GIVEN INFORMATION START
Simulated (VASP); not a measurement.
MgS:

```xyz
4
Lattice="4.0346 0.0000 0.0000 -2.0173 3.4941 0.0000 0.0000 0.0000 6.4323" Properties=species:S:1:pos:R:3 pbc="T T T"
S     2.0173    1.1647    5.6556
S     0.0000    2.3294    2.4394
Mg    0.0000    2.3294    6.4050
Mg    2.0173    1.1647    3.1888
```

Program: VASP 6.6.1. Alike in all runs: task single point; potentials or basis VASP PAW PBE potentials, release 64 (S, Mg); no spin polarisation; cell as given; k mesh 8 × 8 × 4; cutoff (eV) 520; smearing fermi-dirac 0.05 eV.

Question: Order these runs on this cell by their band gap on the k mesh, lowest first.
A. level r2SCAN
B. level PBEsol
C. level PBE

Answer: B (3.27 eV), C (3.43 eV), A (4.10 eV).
GIVEN INFORMATION END

(ASSIGNED TASK): Within the material above, transcribe exactly the lines that run from the line holding "Program: VASP 6.6.1." through the line holding "C. level PBE".

(RESPONSE):
Program: VASP 6.6.1. Alike in all runs: task single point; potentials or basis VASP PAW PBE potentials, release 64 (S, Mg); no spin polarisation; cell as given; k mesh 8 × 8 × 4; cutoff (eV) 520; smearing fermi-dirac 0.05 eV.

Question: Order these runs on this cell by their band gap on the k mesh, lowest first.
A. level r2SCAN
B. level PBEsol
C. level PBE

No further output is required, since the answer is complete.